*** Opening of DATASET ***

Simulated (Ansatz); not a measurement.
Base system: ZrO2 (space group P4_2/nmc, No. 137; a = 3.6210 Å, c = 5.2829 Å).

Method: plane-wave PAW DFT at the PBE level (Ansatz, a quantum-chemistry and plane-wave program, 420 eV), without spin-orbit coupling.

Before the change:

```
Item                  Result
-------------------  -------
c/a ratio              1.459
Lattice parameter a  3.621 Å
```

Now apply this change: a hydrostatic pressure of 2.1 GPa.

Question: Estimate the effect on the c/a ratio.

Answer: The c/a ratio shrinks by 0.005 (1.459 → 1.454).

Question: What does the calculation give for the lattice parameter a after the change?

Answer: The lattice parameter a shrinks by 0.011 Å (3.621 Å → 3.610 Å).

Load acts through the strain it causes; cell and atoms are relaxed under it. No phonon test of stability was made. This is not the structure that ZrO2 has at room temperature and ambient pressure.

*** Close of DATASET ***

REQUIRED ACTION —
From the first line of the listing above to the line that contains "Answer: The lattice", inclusive, restate every line word for word. Nothing else belongs in the answer.

TASK RESULT —
Simulated (Ansatz); not a measurement.
Base system: ZrO2 (space group P4_2/nmc, No. 137; a = 3.6210 Å, c = 5.2829 Å).

Method: plane-wave PAW DFT at the PBE level (Ansatz, a quantum-chemistry and plane-wave program, 420 eV), without spin-orbit coupling.

Before the change:

```
Item                  Result
-------------------  -------
c/a ratio              1.459
Lattice parameter a  3.621 Å
```

Now apply this change: a hydrostatic pressure of 2.1 GPa.

Question: Estimate the effect on the c/a ratio.

Answer: The c/a ratio shrinks by 0.005 (1.459 → 1.454).

Question: What does the calculation give for the lattice parameter a after the change?

Answer: The lattice parameter a shrinks by 0.011 Å (3.621 Å → 3.610 Å).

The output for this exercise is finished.